________________________
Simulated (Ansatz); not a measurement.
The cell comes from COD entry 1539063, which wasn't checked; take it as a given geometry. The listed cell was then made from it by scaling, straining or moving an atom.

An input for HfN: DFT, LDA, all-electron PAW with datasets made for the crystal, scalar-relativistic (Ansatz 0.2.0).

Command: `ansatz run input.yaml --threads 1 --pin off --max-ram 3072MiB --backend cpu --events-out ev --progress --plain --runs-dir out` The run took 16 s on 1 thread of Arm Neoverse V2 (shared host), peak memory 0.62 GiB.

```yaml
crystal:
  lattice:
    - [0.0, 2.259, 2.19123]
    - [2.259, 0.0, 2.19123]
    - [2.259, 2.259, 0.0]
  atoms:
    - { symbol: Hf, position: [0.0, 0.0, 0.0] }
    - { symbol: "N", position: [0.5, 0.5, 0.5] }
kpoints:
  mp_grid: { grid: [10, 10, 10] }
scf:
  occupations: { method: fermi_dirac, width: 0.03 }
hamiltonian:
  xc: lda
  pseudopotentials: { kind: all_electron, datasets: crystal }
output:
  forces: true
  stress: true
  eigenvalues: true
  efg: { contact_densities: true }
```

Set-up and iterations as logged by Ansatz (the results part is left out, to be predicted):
________________________

__Work instruction__.
Return exactly what appears above, from the first line of the entries to the line with "An input for", inclusive.

__Your solution__.
Simulated (Ansatz); not a measurement.
The cell comes from COD entry 1539063, which wasn't checked; take it as a given geometry. The listed cell was then made from it by scaling, straining or moving an atom.

An input for HfN: DFT, LDA, all-electron PAW with datasets made for the crystal, scalar-relativistic (Ansatz 0.2.0).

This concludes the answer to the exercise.